*** Opening Entries supplied ***
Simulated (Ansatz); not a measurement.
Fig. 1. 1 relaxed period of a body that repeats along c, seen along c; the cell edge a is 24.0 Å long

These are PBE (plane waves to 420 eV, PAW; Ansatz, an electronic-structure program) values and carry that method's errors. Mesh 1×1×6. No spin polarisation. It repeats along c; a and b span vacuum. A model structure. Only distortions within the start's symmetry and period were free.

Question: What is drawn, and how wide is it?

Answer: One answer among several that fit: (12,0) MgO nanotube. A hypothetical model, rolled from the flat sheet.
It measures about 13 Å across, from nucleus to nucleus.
*** Closing Entries supplied ***

Line by line, print the listing above exactly.

→ **Task response**:
Simulated (Ansatz); not a measurement.
Fig. 1. 1 relaxed period of a body that repeats along c, seen along c; the cell edge a is 24.0 Å long

These are PBE (plane waves to 420 eV, PAW; Ansatz, an electronic-structure program) values and carry that method's errors. Mesh 1×1×6. No spin polarisation. It repeats along c; a and b span vacuum. A model structure. Only distortions within the start's symmetry and period were free.

Question: What is drawn, and how wide is it?

Answer: One answer among several that fit: (12,0) MgO nanotube. A hypothetical model, rolled from the flat sheet.
It measures about 13 Å across, from nucleus to nucleus.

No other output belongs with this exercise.